Top of INFORMATION SUPPLIED

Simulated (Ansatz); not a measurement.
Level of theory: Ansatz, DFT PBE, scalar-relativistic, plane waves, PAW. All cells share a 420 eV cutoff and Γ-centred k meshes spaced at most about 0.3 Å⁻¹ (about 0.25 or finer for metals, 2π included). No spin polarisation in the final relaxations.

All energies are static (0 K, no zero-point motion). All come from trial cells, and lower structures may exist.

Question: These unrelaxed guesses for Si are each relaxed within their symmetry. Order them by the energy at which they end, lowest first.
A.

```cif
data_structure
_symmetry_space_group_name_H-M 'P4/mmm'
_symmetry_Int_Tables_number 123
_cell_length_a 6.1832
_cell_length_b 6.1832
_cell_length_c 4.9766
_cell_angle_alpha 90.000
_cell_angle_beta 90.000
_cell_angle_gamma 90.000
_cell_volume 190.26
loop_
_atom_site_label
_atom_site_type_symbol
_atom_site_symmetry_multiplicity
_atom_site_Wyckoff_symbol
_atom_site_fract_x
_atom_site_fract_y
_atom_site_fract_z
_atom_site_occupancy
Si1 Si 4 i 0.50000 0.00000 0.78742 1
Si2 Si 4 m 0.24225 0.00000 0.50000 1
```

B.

Bottom of INFORMATION SUPPLIED

**BRIEF**
The records above are to be returned exactly as they appear.

**PROBLEM SOLUTION**
Simulated (Ansatz); not a measurement.
Level of theory: Ansatz, DFT PBE, scalar-relativistic, plane waves, PAW. All cells share a 420 eV cutoff and Γ-centred k meshes spaced at most about 0.3 Å⁻¹ (about 0.25 or finer for metals, 2π included). No spin polarisation in the final relaxations.

All energies are static (0 K, no zero-point motion). All come from trial cells, and lower structures may exist.

Question: These unrelaxed guesses for Si are each relaxed within their symmetry. Order them by the energy at which they end, lowest first.
A.

```cif
data_structure
_symmetry_space_group_name_H-M 'P4/mmm'
_symmetry_Int_Tables_number 123
_cell_length_a 6.1832
_cell_length_b 6.1832
_cell_length_c 4.9766
_cell_angle_alpha 90.000
_cell_angle_beta 90.000
_cell_angle_gamma 90.000
_cell_volume 190.26
loop_
_atom_site_label
_atom_site_type_symbol
_atom_site_symmetry_multiplicity
_atom_site_Wyckoff_symbol
_atom_site_fract_x
_atom_site_fract_y
_atom_site_fract_z
_atom_site_occupancy
Si1 Si 4 i 0.50000 0.00000 0.78742 1
Si2 Si 4 m 0.24225 0.00000 0.50000 1
```

B.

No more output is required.